* **SOURCE INFORMATION**
_ _ _ _
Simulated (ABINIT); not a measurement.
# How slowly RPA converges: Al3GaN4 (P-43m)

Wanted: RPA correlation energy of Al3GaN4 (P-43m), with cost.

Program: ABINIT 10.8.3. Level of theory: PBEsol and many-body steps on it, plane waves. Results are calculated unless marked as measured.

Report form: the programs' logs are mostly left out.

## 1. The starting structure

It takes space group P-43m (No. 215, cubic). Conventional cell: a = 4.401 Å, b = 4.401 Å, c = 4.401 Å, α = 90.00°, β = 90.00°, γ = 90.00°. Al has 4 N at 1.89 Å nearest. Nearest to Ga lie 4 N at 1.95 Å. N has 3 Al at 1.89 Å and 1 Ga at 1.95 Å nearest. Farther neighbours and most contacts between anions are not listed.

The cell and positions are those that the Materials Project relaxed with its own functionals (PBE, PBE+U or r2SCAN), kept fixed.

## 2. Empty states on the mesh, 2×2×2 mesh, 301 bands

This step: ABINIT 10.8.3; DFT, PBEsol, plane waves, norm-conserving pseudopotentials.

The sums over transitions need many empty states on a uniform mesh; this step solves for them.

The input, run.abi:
_ _ _ _

* **REQUIREMENT**
What is asked for is an exact copy of the lines above from the one containing "## 2. Empty" through the one containing "The sums over", and only those.

* **ANSWER BOX**
## 2. Empty states on the mesh, 2×2×2 mesh, 301 bands

This step: ABINIT 10.8.3; DFT, PBEsol, plane waves, norm-conserving pseudopotentials.

The sums over transitions need many empty states on a uniform mesh; this step solves for them.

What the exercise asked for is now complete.